DATASET >>
+ + +
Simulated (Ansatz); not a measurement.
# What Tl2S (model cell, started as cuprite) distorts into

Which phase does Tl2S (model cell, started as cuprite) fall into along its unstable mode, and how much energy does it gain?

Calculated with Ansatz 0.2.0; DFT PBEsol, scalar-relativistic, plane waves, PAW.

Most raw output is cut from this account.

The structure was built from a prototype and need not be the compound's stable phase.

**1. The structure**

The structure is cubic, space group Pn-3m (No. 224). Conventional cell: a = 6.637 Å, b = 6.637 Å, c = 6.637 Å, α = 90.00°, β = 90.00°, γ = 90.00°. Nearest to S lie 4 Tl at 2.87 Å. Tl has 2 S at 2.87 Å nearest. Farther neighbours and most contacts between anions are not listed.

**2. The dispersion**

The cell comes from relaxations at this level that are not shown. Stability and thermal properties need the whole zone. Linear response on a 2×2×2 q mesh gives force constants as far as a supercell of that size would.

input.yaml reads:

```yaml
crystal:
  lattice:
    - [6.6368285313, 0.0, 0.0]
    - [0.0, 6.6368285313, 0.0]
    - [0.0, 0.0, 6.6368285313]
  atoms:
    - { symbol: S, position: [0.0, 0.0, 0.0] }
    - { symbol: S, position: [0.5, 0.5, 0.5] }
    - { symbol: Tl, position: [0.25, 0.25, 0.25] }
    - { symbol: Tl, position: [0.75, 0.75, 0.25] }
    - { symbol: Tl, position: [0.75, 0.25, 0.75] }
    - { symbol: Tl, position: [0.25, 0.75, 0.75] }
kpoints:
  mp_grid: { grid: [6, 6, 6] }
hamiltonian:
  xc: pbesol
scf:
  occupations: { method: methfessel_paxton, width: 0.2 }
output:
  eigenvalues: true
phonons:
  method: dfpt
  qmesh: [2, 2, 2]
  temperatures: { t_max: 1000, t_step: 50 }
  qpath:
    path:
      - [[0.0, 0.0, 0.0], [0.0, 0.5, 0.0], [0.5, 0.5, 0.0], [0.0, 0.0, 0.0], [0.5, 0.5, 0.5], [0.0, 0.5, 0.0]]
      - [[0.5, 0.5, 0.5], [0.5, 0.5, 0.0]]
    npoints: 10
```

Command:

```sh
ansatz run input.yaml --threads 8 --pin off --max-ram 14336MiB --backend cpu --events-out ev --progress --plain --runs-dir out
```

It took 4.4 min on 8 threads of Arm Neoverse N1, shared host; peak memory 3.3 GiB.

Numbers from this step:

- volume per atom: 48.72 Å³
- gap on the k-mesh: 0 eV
+ + +

TASK ITEM >>
Needed here are the exact lines from the start of the material through the line that contains "- volume per atom: 48.72 Å³", and no others.

ANSWER BOX >>
Simulated (Ansatz); not a measurement.
# What Tl2S (model cell, started as cuprite) distorts into

Which phase does Tl2S (model cell, started as cuprite) fall into along its unstable mode, and how much energy does it gain?

Calculated with Ansatz 0.2.0; DFT PBEsol, scalar-relativistic, plane waves, PAW.

Most raw output is cut from this account.

The structure was built from a prototype and need not be the compound's stable phase.

**1. The structure**

The structure is cubic, space group Pn-3m (No. 224). Conventional cell: a = 6.637 Å, b = 6.637 Å, c = 6.637 Å, α = 90.00°, β = 90.00°, γ = 90.00°. Nearest to S lie 4 Tl at 2.87 Å. Tl has 2 S at 2.87 Å nearest. Farther neighbours and most contacts between anions are not listed.

**2. The dispersion**

The cell comes from relaxations at this level that are not shown. Stability and thermal properties need the whole zone. Linear response on a 2×2×2 q mesh gives force constants as far as a supercell of that size would.

input.yaml reads:

```yaml
crystal:
  lattice:
    - [6.6368285313, 0.0, 0.0]
    - [0.0, 6.6368285313, 0.0]
    - [0.0, 0.0, 6.6368285313]
  atoms:
    - { symbol: S, position: [0.0, 0.0, 0.0] }
    - { symbol: S, position: [0.5, 0.5, 0.5] }
    - { symbol: Tl, position: [0.25, 0.25, 0.25] }
    - { symbol: Tl, position: [0.75, 0.75, 0.25] }
    - { symbol: Tl, position: [0.75, 0.25, 0.75] }
    - { symbol: Tl, position: [0.25, 0.75, 0.75] }
kpoints:
  mp_grid: { grid: [6, 6, 6] }
hamiltonian:
  xc: pbesol
scf:
  occupations: { method: methfessel_paxton, width: 0.2 }
output:
  eigenvalues: true
phonons:
  method: dfpt
  qmesh: [2, 2, 2]
  temperatures: { t_max: 1000, t_step: 50 }
  qpath:
    path:
      - [[0.0, 0.0, 0.0], [0.0, 0.5, 0.0], [0.5, 0.5, 0.0], [0.0, 0.0, 0.0], [0.5, 0.5, 0.5], [0.0, 0.5, 0.0]]
      - [[0.5, 0.5, 0.5], [0.5, 0.5, 0.0]]
    npoints: 10
```

Command:

```sh
ansatz run input.yaml --threads 8 --pin off --max-ram 14336MiB --backend cpu --events-out ev --progress --plain --runs-dir out
```

It took 4.4 min on 8 threads of Arm Neoverse N1, shared host; peak memory 3.3 GiB.

Numbers from this step:

- volume per atom: 48.72 Å³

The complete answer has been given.